Exercise
Among the records below, find the line that has "## CoH2O2: frequency calculation"; from there, give the lines again exactly, and stop after the line that has "### Remarks".

Record extracts
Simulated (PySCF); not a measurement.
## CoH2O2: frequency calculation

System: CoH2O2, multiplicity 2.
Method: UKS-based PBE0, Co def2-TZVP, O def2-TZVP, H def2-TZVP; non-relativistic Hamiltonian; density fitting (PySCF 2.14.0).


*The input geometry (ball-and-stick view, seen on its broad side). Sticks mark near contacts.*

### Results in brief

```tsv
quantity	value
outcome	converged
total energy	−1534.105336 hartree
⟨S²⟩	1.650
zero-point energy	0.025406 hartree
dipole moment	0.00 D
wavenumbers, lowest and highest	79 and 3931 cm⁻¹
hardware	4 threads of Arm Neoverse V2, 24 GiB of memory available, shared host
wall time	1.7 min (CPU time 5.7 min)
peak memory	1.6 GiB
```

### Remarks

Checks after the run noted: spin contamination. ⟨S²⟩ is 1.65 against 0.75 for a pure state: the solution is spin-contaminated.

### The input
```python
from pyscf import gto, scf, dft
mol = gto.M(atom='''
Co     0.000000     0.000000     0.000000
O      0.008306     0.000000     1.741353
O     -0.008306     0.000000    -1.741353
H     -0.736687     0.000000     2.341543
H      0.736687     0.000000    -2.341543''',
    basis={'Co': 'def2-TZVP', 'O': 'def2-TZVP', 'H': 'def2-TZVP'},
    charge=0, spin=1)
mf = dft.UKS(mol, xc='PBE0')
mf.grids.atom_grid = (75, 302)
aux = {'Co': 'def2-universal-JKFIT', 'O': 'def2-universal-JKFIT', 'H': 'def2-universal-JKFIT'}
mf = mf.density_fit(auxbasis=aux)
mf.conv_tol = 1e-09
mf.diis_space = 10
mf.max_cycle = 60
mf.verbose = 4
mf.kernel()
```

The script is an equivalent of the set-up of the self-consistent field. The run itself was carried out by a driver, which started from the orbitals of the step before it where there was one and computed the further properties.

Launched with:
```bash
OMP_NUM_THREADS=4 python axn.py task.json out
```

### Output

Answer space
## CoH2O2: frequency calculation

System: CoH2O2, multiplicity 2.
Method: UKS-based PBE0, Co def2-TZVP, O def2-TZVP, H def2-TZVP; non-relativistic Hamiltonian; density fitting (PySCF 2.14.0).


*The input geometry (ball-and-stick view, seen on its broad side). Sticks mark near contacts.*

### Results in brief

```tsv
quantity	value
outcome	converged
total energy	−1534.105336 hartree
⟨S²⟩	1.650
zero-point energy	0.025406 hartree
dipole moment	0.00 D
wavenumbers, lowest and highest	79 and 3931 cm⁻¹
hardware	4 threads of Arm Neoverse V2, 24 GiB of memory available, shared host
wall time	1.7 min (CPU time 5.7 min)
peak memory	1.6 GiB
```

### Remarks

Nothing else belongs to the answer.